Activity:
This exercise requires every record to be repeated exactly.

--*--
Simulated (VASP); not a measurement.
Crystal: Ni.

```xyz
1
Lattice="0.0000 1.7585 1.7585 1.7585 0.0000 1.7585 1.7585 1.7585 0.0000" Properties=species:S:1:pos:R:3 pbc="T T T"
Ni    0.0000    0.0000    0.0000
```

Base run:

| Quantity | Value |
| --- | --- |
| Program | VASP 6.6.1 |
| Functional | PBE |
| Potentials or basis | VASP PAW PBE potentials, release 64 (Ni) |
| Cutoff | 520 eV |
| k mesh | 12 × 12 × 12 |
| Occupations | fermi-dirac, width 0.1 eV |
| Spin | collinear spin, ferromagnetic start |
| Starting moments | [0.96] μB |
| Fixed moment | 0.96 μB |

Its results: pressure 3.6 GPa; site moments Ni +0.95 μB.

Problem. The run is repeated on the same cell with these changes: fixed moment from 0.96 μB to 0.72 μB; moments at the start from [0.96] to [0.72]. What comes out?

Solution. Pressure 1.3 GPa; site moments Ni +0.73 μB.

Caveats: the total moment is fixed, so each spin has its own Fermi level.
--*--

Exercise result:
Simulated (VASP); not a measurement.
Crystal: Ni.

```xyz
1
Lattice="0.0000 1.7585 1.7585 1.7585 0.0000 1.7585 1.7585 1.7585 0.0000" Properties=species:S:1:pos:R:3 pbc="T T T"
Ni    0.0000    0.0000    0.0000
```

Base run:

| Quantity | Value |
| --- | --- |
| Program | VASP 6.6.1 |
| Functional | PBE |
| Potentials or basis | VASP PAW PBE potentials, release 64 (Ni) |
| Cutoff | 520 eV |
| k mesh | 12 × 12 × 12 |
| Occupations | fermi-dirac, width 0.1 eV |
| Spin | collinear spin, ferromagnetic start |
| Starting moments | [0.96] μB |
| Fixed moment | 0.96 μB |

Its results: pressure 3.6 GPa; site moments Ni +0.95 μB.

Problem. The run is repeated on the same cell with these changes: fixed moment from 0.96 μB to 0.72 μB; moments at the start from [0.96] to [0.72]. What comes out?

Solution. Pressure 1.3 GPa; site moments Ni +0.73 μB.

Caveats: the total moment is fixed, so each spin has its own Fermi level.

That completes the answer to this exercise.